**WORK TASK**
An exact copy of all the entries below is what this task needs.

· · ·

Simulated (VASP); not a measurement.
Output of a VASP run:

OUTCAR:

· · ·

**RESULT**
Simulated (VASP); not a measurement.
Output of a VASP run:

OUTCAR:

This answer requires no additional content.